**Exercise**
Output each entry exactly; skip nothing.

======== Given data

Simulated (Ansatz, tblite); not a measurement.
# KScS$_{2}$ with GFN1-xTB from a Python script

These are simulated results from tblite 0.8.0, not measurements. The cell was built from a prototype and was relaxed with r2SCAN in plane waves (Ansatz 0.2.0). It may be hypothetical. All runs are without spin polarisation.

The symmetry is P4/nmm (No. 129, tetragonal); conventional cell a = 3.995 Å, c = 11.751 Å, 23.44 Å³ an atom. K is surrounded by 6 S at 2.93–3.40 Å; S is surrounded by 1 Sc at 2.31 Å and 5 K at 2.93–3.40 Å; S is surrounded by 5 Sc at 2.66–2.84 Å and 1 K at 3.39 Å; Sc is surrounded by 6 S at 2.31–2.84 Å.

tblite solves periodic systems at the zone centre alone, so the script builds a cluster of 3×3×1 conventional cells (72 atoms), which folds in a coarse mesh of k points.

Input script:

================

**Answer box**
Simulated (Ansatz, tblite); not a measurement.
# KScS$_{2}$ with GFN1-xTB from a Python script

These are simulated results from tblite 0.8.0, not measurements. The cell was built from a prototype and was relaxed with r2SCAN in plane waves (Ansatz 0.2.0). It may be hypothetical. All runs are without spin polarisation.

The symmetry is P4/nmm (No. 129, tetragonal); conventional cell a = 3.995 Å, c = 11.751 Å, 23.44 Å³ an atom. K is surrounded by 6 S at 2.93–3.40 Å; S is surrounded by 1 Sc at 2.31 Å and 5 K at 2.93–3.40 Å; S is surrounded by 5 Sc at 2.66–2.84 Å and 1 K at 3.39 Å; Sc is surrounded by 6 S at 2.31–2.84 Å.

tblite solves periodic systems at the zone centre alone, so the script builds a cluster of 3×3×1 conventional cells (72 atoms), which folds in a coarse mesh of k points.

Input script:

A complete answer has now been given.